With the material below, print exactly the lines between the line holding "This isn't the" and the line holding "The cell isn't", inclusive. Add nothing else.

[Given data Boundary: Start]
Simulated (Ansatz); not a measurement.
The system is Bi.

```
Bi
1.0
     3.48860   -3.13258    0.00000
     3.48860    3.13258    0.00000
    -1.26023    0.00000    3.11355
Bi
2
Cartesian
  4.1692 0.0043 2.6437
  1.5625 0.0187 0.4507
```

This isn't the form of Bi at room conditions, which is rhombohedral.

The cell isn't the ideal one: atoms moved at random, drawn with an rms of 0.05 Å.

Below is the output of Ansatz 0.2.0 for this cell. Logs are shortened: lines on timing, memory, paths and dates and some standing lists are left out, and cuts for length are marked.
[Given data Boundary: End]

## Task result
This isn't the form of Bi at room conditions, which is rhombohedral.

The cell isn't the ideal one: atoms moved at random, drawn with an rms of 0.05 Å.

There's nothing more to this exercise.